● Work order:
Output the full listing again without altering anything.

▼

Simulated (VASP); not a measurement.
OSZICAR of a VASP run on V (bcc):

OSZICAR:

▲

● Your solution:
Simulated (VASP); not a measurement.
OSZICAR of a VASP run on V (bcc):

OSZICAR:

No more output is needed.